For the entries below, print exactly the lines between the line holding "E: electronic energy;" and the line holding "1. ΔE = 1×(-612.42895)", inclusive, and nothing else.

▸ DATASET CONTENT:

=== Section Start ===

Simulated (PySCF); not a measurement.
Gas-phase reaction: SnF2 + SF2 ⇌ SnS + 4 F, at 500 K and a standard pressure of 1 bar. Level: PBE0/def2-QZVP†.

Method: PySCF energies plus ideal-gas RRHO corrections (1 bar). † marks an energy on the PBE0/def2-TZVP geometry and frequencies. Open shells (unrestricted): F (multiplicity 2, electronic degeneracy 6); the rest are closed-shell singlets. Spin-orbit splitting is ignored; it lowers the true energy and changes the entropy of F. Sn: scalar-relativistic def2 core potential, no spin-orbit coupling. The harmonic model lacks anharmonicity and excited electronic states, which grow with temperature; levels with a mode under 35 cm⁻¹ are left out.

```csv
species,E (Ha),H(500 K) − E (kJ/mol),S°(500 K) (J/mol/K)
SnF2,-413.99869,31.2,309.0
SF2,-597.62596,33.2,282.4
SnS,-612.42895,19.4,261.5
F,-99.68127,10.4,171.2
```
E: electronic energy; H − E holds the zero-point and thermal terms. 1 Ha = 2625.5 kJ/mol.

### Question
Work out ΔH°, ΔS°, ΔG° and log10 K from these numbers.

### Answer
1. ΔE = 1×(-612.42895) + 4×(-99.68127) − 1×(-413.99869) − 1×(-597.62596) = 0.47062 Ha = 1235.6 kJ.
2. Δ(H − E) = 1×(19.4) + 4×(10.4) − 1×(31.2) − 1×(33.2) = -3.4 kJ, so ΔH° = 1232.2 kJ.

=== Section End ===

▸ WRITTEN SOLUTION:
E: electronic energy; H − E holds the zero-point and thermal terms. 1 Ha = 2625.5 kJ/mol.

### Question
Work out ΔH°, ΔS°, ΔG° and log10 K from these numbers.

### Answer
1. ΔE = 1×(-612.42895) + 4×(-99.68127) − 1×(-413.99869) − 1×(-597.62596) = 0.47062 Ha = 1235.6 kJ.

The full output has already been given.